**DATA PROVIDED**
Content starts

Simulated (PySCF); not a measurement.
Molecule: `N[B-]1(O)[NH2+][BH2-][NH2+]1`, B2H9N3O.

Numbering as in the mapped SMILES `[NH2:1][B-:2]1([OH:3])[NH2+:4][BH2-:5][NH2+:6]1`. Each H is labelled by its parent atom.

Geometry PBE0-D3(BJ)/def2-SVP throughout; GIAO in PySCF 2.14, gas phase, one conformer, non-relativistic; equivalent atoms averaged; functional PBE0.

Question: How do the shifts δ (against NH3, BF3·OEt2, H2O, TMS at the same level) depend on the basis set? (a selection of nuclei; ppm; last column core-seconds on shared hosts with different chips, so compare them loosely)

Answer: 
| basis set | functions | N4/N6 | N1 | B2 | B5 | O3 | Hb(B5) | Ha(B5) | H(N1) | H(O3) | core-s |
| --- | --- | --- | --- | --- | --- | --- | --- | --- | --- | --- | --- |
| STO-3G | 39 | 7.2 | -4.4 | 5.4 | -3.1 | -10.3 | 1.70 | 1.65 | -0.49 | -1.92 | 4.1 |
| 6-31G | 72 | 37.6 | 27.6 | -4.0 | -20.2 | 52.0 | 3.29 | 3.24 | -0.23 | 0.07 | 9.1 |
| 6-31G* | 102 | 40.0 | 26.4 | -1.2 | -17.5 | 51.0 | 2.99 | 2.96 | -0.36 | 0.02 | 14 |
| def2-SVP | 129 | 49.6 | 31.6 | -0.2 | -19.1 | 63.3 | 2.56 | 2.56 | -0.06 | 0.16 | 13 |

Content ends

**ACTIVITY**
Reproduce the lines above, beginning at the line with "Geometry PBE0-D3(BJ)/def2-SVP throughout;" and stopping after the line with "0.02 | 14 |", exactly as they are.

**YOUR RESPONSE**
Geometry PBE0-D3(BJ)/def2-SVP throughout; GIAO in PySCF 2.14, gas phase, one conformer, non-relativistic; equivalent atoms averaged; functional PBE0.

Question: How do the shifts δ (against NH3, BF3·OEt2, H2O, TMS at the same level) depend on the basis set? (a selection of nuclei; ppm; last column core-seconds on shared hosts with different chips, so compare them loosely)

Answer: 
| basis set | functions | N4/N6 | N1 | B2 | B5 | O3 | Hb(B5) | Ha(B5) | H(N1) | H(O3) | core-s |
| --- | --- | --- | --- | --- | --- | --- | --- | --- | --- | --- | --- |
| STO-3G | 39 | 7.2 | -4.4 | 5.4 | -3.1 | -10.3 | 1.70 | 1.65 | -0.49 | -1.92 | 4.1 |
| 6-31G | 72 | 37.6 | 27.6 | -4.0 | -20.2 | 52.0 | 3.29 | 3.24 | -0.23 | 0.07 | 9.1 |
| 6-31G* | 102 | 40.0 | 26.4 | -1.2 | -17.5 | 51.0 | 2.99 | 2.96 | -0.36 | 0.02 | 14 |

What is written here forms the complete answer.